━━ Excerpted records ━━

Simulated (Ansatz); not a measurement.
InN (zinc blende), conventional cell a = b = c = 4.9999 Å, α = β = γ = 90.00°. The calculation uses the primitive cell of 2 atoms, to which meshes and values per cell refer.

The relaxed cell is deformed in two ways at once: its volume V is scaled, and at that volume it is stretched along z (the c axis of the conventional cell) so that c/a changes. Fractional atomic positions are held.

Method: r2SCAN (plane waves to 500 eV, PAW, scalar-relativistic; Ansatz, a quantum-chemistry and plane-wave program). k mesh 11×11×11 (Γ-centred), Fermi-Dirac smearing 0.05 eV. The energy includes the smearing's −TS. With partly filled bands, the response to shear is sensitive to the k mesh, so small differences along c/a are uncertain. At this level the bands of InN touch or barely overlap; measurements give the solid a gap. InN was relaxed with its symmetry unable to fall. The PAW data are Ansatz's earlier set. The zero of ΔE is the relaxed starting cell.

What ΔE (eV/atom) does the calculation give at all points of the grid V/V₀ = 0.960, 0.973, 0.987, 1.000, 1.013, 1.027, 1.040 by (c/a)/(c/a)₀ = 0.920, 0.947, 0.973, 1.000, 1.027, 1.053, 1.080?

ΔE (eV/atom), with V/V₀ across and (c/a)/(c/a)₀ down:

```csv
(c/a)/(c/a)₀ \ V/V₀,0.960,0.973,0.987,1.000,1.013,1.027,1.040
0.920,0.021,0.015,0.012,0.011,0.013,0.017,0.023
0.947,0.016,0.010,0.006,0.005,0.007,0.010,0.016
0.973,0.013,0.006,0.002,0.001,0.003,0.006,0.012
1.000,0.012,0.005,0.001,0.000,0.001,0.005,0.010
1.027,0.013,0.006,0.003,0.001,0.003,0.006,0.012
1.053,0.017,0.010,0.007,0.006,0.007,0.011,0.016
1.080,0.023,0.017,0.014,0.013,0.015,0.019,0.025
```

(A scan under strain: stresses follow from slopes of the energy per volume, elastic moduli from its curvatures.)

━━━

Requirement. Give back, unchanged, the run of lines in the listing above that begins at the line containing "InN (zinc blende), conventional" and ends at the line containing "The relaxed cell", both included.

Exercise result.
InN (zinc blende), conventional cell a = b = c = 4.9999 Å, α = β = γ = 90.00°. The calculation uses the primitive cell of 2 atoms, to which meshes and values per cell refer.

The relaxed cell is deformed in two ways at once: its volume V is scaled, and at that volume it is stretched along z (the c axis of the conventional cell) so that c/a changes. Fractional atomic positions are held.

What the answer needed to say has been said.